## WORK REQUEST:
The answer should be an exact repeat of the stretch of material below from the line containing "In the def2" through the line containing "Question: Estimate orbital".

Start of SUPPLIED DATA

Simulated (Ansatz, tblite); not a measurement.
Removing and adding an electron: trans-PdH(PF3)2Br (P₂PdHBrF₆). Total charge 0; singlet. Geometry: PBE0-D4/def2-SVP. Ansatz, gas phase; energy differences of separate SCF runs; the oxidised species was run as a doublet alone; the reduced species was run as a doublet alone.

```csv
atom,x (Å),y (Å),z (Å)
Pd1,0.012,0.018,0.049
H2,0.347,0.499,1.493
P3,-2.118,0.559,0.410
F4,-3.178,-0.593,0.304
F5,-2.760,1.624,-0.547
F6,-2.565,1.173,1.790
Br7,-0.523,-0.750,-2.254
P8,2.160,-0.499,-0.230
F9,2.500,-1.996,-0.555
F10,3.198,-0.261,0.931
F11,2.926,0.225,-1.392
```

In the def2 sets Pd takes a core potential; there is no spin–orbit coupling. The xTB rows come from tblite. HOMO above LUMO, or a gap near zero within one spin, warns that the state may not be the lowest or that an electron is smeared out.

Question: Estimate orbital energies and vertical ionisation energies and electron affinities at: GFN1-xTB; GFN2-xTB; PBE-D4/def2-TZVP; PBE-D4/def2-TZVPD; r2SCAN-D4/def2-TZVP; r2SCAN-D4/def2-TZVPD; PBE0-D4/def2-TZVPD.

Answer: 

End of SUPPLIED DATA

## ANSWER AREA:
In the def2 sets Pd takes a core potential; there is no spin–orbit coupling. The xTB rows come from tblite. HOMO above LUMO, or a gap near zero within one spin, warns that the state may not be the lowest or that an electron is smeared out.

Question: Estimate orbital energies and vertical ionisation energies and electron affinities at: GFN1-xTB; GFN2-xTB; PBE-D4/def2-TZVP; PBE-D4/def2-TZVPD; r2SCAN-D4/def2-TZVP; r2SCAN-D4/def2-TZVPD; PBE0-D4/def2-TZVPD.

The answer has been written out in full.